Requirement:
Beginning with the first line, copy out each line of the material until the line containing "## Step 2: The" has been copied as well.

Supplied material:
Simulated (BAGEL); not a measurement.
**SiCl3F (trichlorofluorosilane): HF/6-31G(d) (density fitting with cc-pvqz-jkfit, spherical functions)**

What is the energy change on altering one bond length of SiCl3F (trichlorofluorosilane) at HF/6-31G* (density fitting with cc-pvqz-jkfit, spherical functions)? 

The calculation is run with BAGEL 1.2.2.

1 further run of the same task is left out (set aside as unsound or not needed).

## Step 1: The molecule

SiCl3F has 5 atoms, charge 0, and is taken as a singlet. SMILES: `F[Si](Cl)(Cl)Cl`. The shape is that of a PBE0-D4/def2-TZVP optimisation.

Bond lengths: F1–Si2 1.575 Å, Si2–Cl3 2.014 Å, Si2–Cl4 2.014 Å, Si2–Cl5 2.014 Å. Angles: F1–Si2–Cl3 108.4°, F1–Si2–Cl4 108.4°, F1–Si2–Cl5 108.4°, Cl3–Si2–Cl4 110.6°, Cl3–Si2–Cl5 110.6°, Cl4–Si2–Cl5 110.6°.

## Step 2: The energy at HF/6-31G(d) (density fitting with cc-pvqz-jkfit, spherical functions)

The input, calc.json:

Problem solution:
Simulated (BAGEL); not a measurement.
**SiCl3F (trichlorofluorosilane): HF/6-31G(d) (density fitting with cc-pvqz-jkfit, spherical functions)**

What is the energy change on altering one bond length of SiCl3F (trichlorofluorosilane) at HF/6-31G* (density fitting with cc-pvqz-jkfit, spherical functions)? 

The calculation is run with BAGEL 1.2.2.

1 further run of the same task is left out (set aside as unsound or not needed).

## Step 1: The molecule

SiCl3F has 5 atoms, charge 0, and is taken as a singlet. SMILES: `F[Si](Cl)(Cl)Cl`. The shape is that of a PBE0-D4/def2-TZVP optimisation.

Bond lengths: F1–Si2 1.575 Å, Si2–Cl3 2.014 Å, Si2–Cl4 2.014 Å, Si2–Cl5 2.014 Å. Angles: F1–Si2–Cl3 108.4°, F1–Si2–Cl4 108.4°, F1–Si2–Cl5 108.4°, Cl3–Si2–Cl4 110.6°, Cl3–Si2–Cl5 110.6°, Cl4–Si2–Cl5 110.6°.

## Step 2: The energy at HF/6-31G(d) (density fitting with cc-pvqz-jkfit, spherical functions)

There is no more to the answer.